### The data
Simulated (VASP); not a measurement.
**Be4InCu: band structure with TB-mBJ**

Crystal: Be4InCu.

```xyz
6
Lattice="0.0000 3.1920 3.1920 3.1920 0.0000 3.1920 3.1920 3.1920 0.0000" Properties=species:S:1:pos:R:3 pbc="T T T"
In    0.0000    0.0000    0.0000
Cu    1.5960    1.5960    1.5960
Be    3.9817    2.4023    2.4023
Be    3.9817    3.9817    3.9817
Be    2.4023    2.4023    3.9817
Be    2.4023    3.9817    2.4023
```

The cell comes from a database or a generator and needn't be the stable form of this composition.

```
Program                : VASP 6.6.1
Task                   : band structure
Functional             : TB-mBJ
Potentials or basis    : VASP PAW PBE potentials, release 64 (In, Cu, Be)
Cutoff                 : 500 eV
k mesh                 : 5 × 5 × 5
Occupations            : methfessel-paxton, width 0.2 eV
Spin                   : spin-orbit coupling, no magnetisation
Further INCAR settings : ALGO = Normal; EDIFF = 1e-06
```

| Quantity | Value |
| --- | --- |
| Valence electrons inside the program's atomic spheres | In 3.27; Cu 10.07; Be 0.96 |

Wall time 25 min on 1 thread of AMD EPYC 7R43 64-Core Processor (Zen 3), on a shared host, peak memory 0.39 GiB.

### Work instruction
Copy out the entries. Change nothing.

### Response box
Simulated (VASP); not a measurement.
**Be4InCu: band structure with TB-mBJ**

Crystal: Be4InCu.

```xyz
6
Lattice="0.0000 3.1920 3.1920 3.1920 0.0000 3.1920 3.1920 3.1920 0.0000" Properties=species:S:1:pos:R:3 pbc="T T T"
In    0.0000    0.0000    0.0000
Cu    1.5960    1.5960    1.5960
Be    3.9817    2.4023    2.4023
Be    3.9817    3.9817    3.9817
Be    2.4023    2.4023    3.9817
Be    2.4023    3.9817    2.4023
```

The cell comes from a database or a generator and needn't be the stable form of this composition.

```
Program                : VASP 6.6.1
Task                   : band structure
Functional             : TB-mBJ
Potentials or basis    : VASP PAW PBE potentials, release 64 (In, Cu, Be)
Cutoff                 : 500 eV
k mesh                 : 5 × 5 × 5
Occupations            : methfessel-paxton, width 0.2 eV
Spin                   : spin-orbit coupling, no magnetisation
Further INCAR settings : ALGO = Normal; EDIFF = 1e-06
```

| Quantity | Value |
| --- | --- |
| Valence electrons inside the program's atomic spheres | In 3.27; Cu 10.07; Be 0.96 |

Wall time 25 min on 1 thread of AMD EPYC 7R43 64-Core Processor (Zen 3), on a shared host, peak memory 0.39 GiB.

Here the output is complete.